Work task :: The lines below starting at the line containing "Solution. Gauss's law" and ending at the line containing "Vbi - V = 4.52 V" are to be repeated exactly, with both ends kept and nothing else added.

Provided records ::
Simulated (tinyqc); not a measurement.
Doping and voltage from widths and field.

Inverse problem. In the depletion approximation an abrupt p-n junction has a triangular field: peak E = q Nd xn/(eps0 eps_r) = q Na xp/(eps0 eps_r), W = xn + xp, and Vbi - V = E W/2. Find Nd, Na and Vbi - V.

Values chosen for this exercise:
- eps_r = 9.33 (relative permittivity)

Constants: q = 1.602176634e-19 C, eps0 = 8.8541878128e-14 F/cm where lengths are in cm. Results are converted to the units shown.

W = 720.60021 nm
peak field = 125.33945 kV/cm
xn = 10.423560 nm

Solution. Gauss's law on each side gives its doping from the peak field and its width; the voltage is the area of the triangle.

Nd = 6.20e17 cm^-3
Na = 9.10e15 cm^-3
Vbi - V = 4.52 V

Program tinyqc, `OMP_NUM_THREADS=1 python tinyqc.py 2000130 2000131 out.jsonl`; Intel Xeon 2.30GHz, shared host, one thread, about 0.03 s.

Written reply ::
Solution. Gauss's law on each side gives its doping from the peak field and its width; the voltage is the area of the triangle.

Nd = 6.20e17 cm^-3
Na = 9.10e15 cm^-3
Vbi - V = 4.52 V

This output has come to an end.